Source information ::
◇ ◇ ◇ ◇
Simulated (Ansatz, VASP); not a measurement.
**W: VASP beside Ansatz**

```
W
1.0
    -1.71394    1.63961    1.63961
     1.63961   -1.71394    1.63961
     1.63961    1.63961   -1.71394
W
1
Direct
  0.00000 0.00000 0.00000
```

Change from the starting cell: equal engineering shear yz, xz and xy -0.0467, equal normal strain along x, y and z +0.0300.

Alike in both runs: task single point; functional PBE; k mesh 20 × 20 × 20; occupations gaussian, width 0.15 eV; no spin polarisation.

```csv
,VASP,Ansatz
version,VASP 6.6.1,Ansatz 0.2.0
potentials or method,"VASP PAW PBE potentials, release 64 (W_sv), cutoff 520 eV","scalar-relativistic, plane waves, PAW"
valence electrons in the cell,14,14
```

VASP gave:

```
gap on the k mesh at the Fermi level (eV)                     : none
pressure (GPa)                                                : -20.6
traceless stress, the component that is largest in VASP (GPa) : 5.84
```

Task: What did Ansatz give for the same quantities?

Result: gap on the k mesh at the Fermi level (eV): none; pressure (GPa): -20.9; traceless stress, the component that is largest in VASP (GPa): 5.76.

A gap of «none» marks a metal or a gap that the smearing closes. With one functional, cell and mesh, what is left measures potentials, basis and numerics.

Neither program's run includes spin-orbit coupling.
◇ ◇ ◇ ◇

Work order ::
The answer should be the first line of the material and every line after it through the line containing "Task: What did", exactly as written, and nothing else.

Your solution ::
Simulated (Ansatz, VASP); not a measurement.
**W: VASP beside Ansatz**

```
W
1.0
    -1.71394    1.63961    1.63961
     1.63961   -1.71394    1.63961
     1.63961    1.63961   -1.71394
W
1
Direct
  0.00000 0.00000 0.00000
```

Change from the starting cell: equal engineering shear yz, xz and xy -0.0467, equal normal strain along x, y and z +0.0300.

Alike in both runs: task single point; functional PBE; k mesh 20 × 20 × 20; occupations gaussian, width 0.15 eV; no spin polarisation.

```csv
,VASP,Ansatz
version,VASP 6.6.1,Ansatz 0.2.0
potentials or method,"VASP PAW PBE potentials, release 64 (W_sv), cutoff 520 eV","scalar-relativistic, plane waves, PAW"
valence electrons in the cell,14,14
```

VASP gave:

```
gap on the k mesh at the Fermi level (eV)                     : none
pressure (GPa)                                                : -20.6
traceless stress, the component that is largest in VASP (GPa) : 5.84
```

Task: What did Ansatz give for the same quantities?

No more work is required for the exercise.